• [REQUIRED ACTION]:
Every entry must be transcribed without alteration.

============================================================

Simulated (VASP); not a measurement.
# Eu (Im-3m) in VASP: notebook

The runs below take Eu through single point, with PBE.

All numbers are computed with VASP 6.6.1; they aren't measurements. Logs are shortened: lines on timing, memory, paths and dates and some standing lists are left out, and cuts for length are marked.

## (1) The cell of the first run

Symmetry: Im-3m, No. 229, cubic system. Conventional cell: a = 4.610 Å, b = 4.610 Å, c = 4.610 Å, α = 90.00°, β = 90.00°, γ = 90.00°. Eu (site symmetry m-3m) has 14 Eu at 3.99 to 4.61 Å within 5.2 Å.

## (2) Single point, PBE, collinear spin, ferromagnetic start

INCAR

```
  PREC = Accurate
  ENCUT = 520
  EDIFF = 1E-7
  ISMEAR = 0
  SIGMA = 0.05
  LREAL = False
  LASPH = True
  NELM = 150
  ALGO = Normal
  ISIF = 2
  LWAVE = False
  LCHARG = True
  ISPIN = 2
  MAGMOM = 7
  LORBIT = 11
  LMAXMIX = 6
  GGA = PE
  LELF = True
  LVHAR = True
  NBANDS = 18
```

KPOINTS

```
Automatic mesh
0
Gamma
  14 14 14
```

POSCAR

============================================================

• [RESULT]:
Simulated (VASP); not a measurement.
# Eu (Im-3m) in VASP: notebook

The runs below take Eu through single point, with PBE.

All numbers are computed with VASP 6.6.1; they aren't measurements. Logs are shortened: lines on timing, memory, paths and dates and some standing lists are left out, and cuts for length are marked.

## (1) The cell of the first run

Symmetry: Im-3m, No. 229, cubic system. Conventional cell: a = 4.610 Å, b = 4.610 Å, c = 4.610 Å, α = 90.00°, β = 90.00°, γ = 90.00°. Eu (site symmetry m-3m) has 14 Eu at 3.99 to 4.61 Å within 5.2 Å.

## (2) Single point, PBE, collinear spin, ferromagnetic start

INCAR

```
  PREC = Accurate
  ENCUT = 520
  EDIFF = 1E-7
  ISMEAR = 0
  SIGMA = 0.05
  LREAL = False
  LASPH = True
  NELM = 150
  ALGO = Normal
  ISIF = 2
  LWAVE = False
  LCHARG = True
  ISPIN = 2
  MAGMOM = 7
  LORBIT = 11
  LMAXMIX = 6
  GGA = PE
  LELF = True
  LVHAR = True
  NBANDS = 18
```

KPOINTS

```
Automatic mesh
0
Gamma
  14 14 14
```

POSCAR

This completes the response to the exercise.